» Required action
Transcribe every line of the records verbatim.

———
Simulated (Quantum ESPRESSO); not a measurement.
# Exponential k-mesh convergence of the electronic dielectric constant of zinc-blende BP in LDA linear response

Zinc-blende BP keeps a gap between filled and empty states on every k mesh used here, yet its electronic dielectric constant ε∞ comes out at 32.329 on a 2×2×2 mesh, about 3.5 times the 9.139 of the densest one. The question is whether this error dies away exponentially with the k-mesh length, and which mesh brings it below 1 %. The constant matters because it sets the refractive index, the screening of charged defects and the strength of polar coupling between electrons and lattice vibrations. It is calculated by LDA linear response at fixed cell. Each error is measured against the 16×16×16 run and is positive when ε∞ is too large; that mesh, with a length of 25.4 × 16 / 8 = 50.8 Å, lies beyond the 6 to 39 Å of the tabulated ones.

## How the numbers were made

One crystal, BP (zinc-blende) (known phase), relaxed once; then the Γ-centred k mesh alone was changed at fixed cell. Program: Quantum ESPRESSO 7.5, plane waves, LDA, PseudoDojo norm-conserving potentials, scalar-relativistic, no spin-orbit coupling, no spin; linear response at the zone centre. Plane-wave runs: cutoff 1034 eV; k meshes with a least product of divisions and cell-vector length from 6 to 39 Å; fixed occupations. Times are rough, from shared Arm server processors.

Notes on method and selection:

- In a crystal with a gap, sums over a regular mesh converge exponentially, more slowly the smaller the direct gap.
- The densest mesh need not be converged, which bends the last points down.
———

» Answer space
Simulated (Quantum ESPRESSO); not a measurement.
# Exponential k-mesh convergence of the electronic dielectric constant of zinc-blende BP in LDA linear response

Zinc-blende BP keeps a gap between filled and empty states on every k mesh used here, yet its electronic dielectric constant ε∞ comes out at 32.329 on a 2×2×2 mesh, about 3.5 times the 9.139 of the densest one. The question is whether this error dies away exponentially with the k-mesh length, and which mesh brings it below 1 %. The constant matters because it sets the refractive index, the screening of charged defects and the strength of polar coupling between electrons and lattice vibrations. It is calculated by LDA linear response at fixed cell. Each error is measured against the 16×16×16 run and is positive when ε∞ is too large; that mesh, with a length of 25.4 × 16 / 8 = 50.8 Å, lies beyond the 6 to 39 Å of the tabulated ones.

## How the numbers were made

One crystal, BP (zinc-blende) (known phase), relaxed once; then the Γ-centred k mesh alone was changed at fixed cell. Program: Quantum ESPRESSO 7.5, plane waves, LDA, PseudoDojo norm-conserving potentials, scalar-relativistic, no spin-orbit coupling, no spin; linear response at the zone centre. Plane-wave runs: cutoff 1034 eV; k meshes with a least product of divisions and cell-vector length from 6 to 39 Å; fixed occupations. Times are rough, from shared Arm server processors.

Notes on method and selection:

- In a crystal with a gap, sums over a regular mesh converge exponentially, more slowly the smaller the direct gap.
- The densest mesh need not be converged, which bends the last points down.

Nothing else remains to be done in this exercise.